Retype, exactly as they appear below, the lines between the line holding "- Further INCAR" and the line holding "The input as", both ends included.

• _Record extracts_:
BEGIN

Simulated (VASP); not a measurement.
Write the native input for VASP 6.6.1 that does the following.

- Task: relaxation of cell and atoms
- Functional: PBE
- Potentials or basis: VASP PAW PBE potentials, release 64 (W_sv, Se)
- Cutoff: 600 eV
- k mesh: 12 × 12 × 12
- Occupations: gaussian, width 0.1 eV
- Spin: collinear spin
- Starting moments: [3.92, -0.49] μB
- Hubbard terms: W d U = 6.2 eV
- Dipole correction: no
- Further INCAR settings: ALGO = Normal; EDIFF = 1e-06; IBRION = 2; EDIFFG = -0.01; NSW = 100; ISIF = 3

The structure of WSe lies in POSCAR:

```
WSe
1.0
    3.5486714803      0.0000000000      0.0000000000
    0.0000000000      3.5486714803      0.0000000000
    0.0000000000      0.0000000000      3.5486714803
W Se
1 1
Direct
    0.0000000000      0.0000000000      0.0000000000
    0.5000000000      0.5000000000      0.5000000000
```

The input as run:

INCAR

END

• _Written reply_:
- Further INCAR settings: ALGO = Normal; EDIFF = 1e-06; IBRION = 2; EDIFFG = -0.01; NSW = 100; ISIF = 3

The structure of WSe lies in POSCAR:

```
WSe
1.0
    3.5486714803      0.0000000000      0.0000000000
    0.0000000000      3.5486714803      0.0000000000
    0.0000000000      0.0000000000      3.5486714803
W Se
1 1
Direct
    0.0000000000      0.0000000000      0.0000000000
    0.5000000000      0.5000000000      0.5000000000
```

The input as run:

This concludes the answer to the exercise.